Requirement – Below are some records. Return exactly the lines from the one with "Result: Band gap" to the one with "Caveats: the PAW", and nothing else.

------------------------------------------------------------------------
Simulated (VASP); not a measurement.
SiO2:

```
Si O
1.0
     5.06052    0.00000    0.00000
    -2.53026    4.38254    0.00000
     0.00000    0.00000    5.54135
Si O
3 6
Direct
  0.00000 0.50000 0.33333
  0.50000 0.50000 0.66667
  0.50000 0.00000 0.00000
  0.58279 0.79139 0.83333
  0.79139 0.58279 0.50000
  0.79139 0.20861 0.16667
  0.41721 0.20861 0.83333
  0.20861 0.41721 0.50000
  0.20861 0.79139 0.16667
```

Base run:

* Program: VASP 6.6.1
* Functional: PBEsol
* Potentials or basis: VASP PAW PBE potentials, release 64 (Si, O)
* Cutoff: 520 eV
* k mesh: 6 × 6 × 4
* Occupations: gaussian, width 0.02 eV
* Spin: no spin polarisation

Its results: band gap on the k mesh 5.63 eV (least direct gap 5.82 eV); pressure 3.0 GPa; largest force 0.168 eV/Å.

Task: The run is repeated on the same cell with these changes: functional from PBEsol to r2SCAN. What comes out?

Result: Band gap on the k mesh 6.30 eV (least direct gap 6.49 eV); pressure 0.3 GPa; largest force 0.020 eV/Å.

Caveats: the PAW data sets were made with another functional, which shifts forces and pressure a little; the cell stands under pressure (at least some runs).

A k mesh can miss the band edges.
------------------------------------------------------------------------

Your solution –
Result: Band gap on the k mesh 6.30 eV (least direct gap 6.49 eV); pressure 0.3 GPa; largest force 0.020 eV/Å.

Caveats: the PAW data sets were made with another functional, which shifts forces and pressure a little; the cell stands under pressure (at least some runs).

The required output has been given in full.